** Opening Records shown block **
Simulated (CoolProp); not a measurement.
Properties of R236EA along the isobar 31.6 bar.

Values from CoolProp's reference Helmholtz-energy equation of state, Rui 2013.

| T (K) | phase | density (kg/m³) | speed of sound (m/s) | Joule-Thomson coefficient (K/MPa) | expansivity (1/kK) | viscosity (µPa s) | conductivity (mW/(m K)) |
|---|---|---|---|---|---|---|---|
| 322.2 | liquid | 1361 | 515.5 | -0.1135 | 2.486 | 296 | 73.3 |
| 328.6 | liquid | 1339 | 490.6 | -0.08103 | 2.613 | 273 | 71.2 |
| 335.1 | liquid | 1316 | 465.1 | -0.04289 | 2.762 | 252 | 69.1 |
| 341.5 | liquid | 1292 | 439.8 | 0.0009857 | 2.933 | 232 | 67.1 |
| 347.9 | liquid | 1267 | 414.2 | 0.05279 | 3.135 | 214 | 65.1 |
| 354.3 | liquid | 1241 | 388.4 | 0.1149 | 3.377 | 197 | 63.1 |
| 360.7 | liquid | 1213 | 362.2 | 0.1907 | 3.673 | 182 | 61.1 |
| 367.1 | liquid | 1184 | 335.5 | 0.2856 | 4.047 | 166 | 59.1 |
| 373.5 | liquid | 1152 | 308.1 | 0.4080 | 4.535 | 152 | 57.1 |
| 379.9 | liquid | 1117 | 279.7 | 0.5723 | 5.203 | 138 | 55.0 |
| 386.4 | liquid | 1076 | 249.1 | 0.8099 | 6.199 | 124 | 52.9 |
** Closing Records shown block **

Could you write out exactly the lines above, starting at the first one and ending with the line that has "conductivity (mW/(m K)) |"?

Simulated (CoolProp); not a measurement.
Properties of R236EA along the isobar 31.6 bar.

Values from CoolProp's reference Helmholtz-energy equation of state, Rui 2013.

| T (K) | phase | density (kg/m³) | speed of sound (m/s) | Joule-Thomson coefficient (K/MPa) | expansivity (1/kK) | viscosity (µPa s) | conductivity (mW/(m K)) |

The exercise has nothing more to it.